> _ACTION ITEM_: Treat the line containing "Caveats: some runs" as the last one, and return every line exactly from the first line of the material below up to it.

> _EXCERPTED RECORDS_:
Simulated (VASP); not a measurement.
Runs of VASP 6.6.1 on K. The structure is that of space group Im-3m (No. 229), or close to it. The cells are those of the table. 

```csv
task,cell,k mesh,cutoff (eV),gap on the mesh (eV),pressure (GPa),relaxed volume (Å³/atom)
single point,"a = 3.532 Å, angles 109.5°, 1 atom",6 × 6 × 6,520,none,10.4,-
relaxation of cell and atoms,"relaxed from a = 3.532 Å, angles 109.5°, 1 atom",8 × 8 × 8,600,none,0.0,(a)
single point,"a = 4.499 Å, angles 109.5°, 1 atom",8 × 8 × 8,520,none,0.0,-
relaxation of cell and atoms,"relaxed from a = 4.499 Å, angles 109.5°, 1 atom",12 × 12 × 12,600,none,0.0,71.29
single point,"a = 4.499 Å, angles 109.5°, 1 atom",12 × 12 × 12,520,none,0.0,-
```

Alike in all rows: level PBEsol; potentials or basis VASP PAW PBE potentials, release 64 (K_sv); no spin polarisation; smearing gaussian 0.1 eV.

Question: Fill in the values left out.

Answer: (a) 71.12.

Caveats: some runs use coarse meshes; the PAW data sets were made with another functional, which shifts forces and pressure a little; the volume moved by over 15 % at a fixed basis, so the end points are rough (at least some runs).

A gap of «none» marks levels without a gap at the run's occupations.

> _ANSWER SPACE_:
Simulated (VASP); not a measurement.
Runs of VASP 6.6.1 on K. The structure is that of space group Im-3m (No. 229), or close to it. The cells are those of the table. 

```csv
task,cell,k mesh,cutoff (eV),gap on the mesh (eV),pressure (GPa),relaxed volume (Å³/atom)
single point,"a = 3.532 Å, angles 109.5°, 1 atom",6 × 6 × 6,520,none,10.4,-
relaxation of cell and atoms,"relaxed from a = 3.532 Å, angles 109.5°, 1 atom",8 × 8 × 8,600,none,0.0,(a)
single point,"a = 4.499 Å, angles 109.5°, 1 atom",8 × 8 × 8,520,none,0.0,-
relaxation of cell and atoms,"relaxed from a = 4.499 Å, angles 109.5°, 1 atom",12 × 12 × 12,600,none,0.0,71.29
single point,"a = 4.499 Å, angles 109.5°, 1 atom",12 × 12 × 12,520,none,0.0,-
```

Alike in all rows: level PBEsol; potentials or basis VASP PAW PBE potentials, release 64 (K_sv); no spin polarisation; smearing gaussian 0.1 eV.

Question: Fill in the values left out.

Answer: (a) 71.12.

Caveats: some runs use coarse meshes; the PAW data sets were made with another functional, which shifts forces and pressure a little; the volume moved by over 15 % at a fixed basis, so the end points are rough (at least some runs).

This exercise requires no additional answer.